**Work task**
Beginning with the first line below, please restate each line exactly, down to and including the line containing "Starting moments (μB, in".

**Dataset extract**
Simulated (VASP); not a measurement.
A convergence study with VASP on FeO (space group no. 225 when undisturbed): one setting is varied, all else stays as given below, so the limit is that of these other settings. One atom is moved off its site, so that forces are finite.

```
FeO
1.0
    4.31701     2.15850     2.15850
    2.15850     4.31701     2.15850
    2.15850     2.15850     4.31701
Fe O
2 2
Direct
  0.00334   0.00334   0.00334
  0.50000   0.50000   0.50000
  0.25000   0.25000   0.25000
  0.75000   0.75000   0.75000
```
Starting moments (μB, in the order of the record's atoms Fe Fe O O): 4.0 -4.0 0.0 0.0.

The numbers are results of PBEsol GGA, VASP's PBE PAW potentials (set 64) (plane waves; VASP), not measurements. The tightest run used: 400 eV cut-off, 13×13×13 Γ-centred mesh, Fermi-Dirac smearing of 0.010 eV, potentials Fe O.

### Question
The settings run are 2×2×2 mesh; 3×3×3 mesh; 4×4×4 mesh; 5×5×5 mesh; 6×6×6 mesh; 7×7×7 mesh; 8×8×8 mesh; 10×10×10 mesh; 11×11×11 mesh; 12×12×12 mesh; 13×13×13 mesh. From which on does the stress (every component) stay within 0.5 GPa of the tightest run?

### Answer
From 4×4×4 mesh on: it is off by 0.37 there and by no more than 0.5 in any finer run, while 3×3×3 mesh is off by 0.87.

**Task answer**
Simulated (VASP); not a measurement.
A convergence study with VASP on FeO (space group no. 225 when undisturbed): one setting is varied, all else stays as given below, so the limit is that of these other settings. One atom is moved off its site, so that forces are finite.

```
FeO
1.0
    4.31701     2.15850     2.15850
    2.15850     4.31701     2.15850
    2.15850     2.15850     4.31701
Fe O
2 2
Direct
  0.00334   0.00334   0.00334
  0.50000   0.50000   0.50000
  0.25000   0.25000   0.25000
  0.75000   0.75000   0.75000
```
Starting moments (μB, in the order of the record's atoms Fe Fe O O): 4.0 -4.0 0.0 0.0.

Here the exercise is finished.